**Work item**
Begin at the top of the listing below. Write each line out exactly, ending with the line that holds "Problem. Estimate the wall time of this run.".

Given information section start

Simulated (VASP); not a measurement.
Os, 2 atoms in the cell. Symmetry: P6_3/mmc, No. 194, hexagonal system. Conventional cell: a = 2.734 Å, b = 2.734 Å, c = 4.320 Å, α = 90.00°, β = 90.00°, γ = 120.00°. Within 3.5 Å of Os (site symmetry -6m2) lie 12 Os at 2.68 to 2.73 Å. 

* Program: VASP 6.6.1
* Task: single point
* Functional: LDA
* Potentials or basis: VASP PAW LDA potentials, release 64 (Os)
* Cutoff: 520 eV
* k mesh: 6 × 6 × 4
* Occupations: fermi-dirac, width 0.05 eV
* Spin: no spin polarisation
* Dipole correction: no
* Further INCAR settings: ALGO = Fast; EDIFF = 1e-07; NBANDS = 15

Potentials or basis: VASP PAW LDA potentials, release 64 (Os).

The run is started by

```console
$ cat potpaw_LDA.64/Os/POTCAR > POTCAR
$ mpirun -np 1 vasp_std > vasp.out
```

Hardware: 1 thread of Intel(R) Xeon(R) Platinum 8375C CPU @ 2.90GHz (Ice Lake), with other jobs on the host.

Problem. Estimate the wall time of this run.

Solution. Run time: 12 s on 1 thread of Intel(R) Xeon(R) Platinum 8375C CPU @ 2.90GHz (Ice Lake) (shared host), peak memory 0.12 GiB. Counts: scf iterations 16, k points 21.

Given information section end

**Task output**
Simulated (VASP); not a measurement.
Os, 2 atoms in the cell. Symmetry: P6_3/mmc, No. 194, hexagonal system. Conventional cell: a = 2.734 Å, b = 2.734 Å, c = 4.320 Å, α = 90.00°, β = 90.00°, γ = 120.00°. Within 3.5 Å of Os (site symmetry -6m2) lie 12 Os at 2.68 to 2.73 Å. 

* Program: VASP 6.6.1
* Task: single point
* Functional: LDA
* Potentials or basis: VASP PAW LDA potentials, release 64 (Os)
* Cutoff: 520 eV
* k mesh: 6 × 6 × 4
* Occupations: fermi-dirac, width 0.05 eV
* Spin: no spin polarisation
* Dipole correction: no
* Further INCAR settings: ALGO = Fast; EDIFF = 1e-07; NBANDS = 15

Potentials or basis: VASP PAW LDA potentials, release 64 (Os).

The run is started by

```console
$ cat potpaw_LDA.64/Os/POTCAR > POTCAR
$ mpirun -np 1 vasp_std > vasp.out
```

Hardware: 1 thread of Intel(R) Xeon(R) Platinum 8375C CPU @ 2.90GHz (Ice Lake), with other jobs on the host.

Problem. Estimate the wall time of this run.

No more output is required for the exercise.